> DATA LISTING:
──────────────────────────────
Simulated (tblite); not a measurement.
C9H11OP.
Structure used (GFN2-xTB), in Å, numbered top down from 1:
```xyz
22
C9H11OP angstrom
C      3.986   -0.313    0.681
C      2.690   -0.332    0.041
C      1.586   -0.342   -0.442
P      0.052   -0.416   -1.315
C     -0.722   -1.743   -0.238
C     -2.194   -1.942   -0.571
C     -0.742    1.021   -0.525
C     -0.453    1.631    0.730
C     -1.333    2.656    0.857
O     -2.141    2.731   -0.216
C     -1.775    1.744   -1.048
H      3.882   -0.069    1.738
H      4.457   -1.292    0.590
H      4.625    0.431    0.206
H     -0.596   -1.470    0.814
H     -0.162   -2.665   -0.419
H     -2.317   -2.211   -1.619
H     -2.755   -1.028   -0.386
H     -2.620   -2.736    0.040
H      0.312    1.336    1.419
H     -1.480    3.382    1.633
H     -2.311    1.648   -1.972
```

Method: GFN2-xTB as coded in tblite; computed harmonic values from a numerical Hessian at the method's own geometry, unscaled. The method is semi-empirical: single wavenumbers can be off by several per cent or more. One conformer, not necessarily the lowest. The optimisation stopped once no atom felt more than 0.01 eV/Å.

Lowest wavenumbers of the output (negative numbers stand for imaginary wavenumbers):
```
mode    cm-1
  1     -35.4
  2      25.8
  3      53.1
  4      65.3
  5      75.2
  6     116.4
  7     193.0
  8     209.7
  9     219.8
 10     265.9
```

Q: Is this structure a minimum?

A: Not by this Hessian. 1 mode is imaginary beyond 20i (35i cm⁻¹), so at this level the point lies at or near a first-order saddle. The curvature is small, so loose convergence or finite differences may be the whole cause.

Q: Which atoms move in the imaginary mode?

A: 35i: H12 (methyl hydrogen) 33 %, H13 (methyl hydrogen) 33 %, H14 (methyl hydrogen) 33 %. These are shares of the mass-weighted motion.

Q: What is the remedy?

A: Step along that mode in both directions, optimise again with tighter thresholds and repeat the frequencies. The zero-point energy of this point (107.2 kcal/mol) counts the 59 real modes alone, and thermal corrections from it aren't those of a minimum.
──────────────────────────────

> REQUIRED ACTION: From the first line of the entries above to the line with "Q: What is the remedy?", please return every line exactly, keeping both ends.

> ANSWER AREA:
Simulated (tblite); not a measurement.
C9H11OP.
Structure used (GFN2-xTB), in Å, numbered top down from 1:
```xyz
22
C9H11OP angstrom
C      3.986   -0.313    0.681
C      2.690   -0.332    0.041
C      1.586   -0.342   -0.442
P      0.052   -0.416   -1.315
C     -0.722   -1.743   -0.238
C     -2.194   -1.942   -0.571
C     -0.742    1.021   -0.525
C     -0.453    1.631    0.730
C     -1.333    2.656    0.857
O     -2.141    2.731   -0.216
C     -1.775    1.744   -1.048
H      3.882   -0.069    1.738
H      4.457   -1.292    0.590
H      4.625    0.431    0.206
H     -0.596   -1.470    0.814
H     -0.162   -2.665   -0.419
H     -2.317   -2.211   -1.619
H     -2.755   -1.028   -0.386
H     -2.620   -2.736    0.040
H      0.312    1.336    1.419
H     -1.480    3.382    1.633
H     -2.311    1.648   -1.972
```

Method: GFN2-xTB as coded in tblite; computed harmonic values from a numerical Hessian at the method's own geometry, unscaled. The method is semi-empirical: single wavenumbers can be off by several per cent or more. One conformer, not necessarily the lowest. The optimisation stopped once no atom felt more than 0.01 eV/Å.

Lowest wavenumbers of the output (negative numbers stand for imaginary wavenumbers):
```
mode    cm-1
  1     -35.4
  2      25.8
  3      53.1
  4      65.3
  5      75.2
  6     116.4
  7     193.0
  8     209.7
  9     219.8
 10     265.9
```

Q: Is this structure a minimum?

A: Not by this Hessian. 1 mode is imaginary beyond 20i (35i cm⁻¹), so at this level the point lies at or near a first-order saddle. The curvature is small, so loose convergence or finite differences may be the whole cause.

Q: Which atoms move in the imaginary mode?

A: 35i: H12 (methyl hydrogen) 33 %, H13 (methyl hydrogen) 33 %, H14 (methyl hydrogen) 33 %. These are shares of the mass-weighted motion.

Q: What is the remedy?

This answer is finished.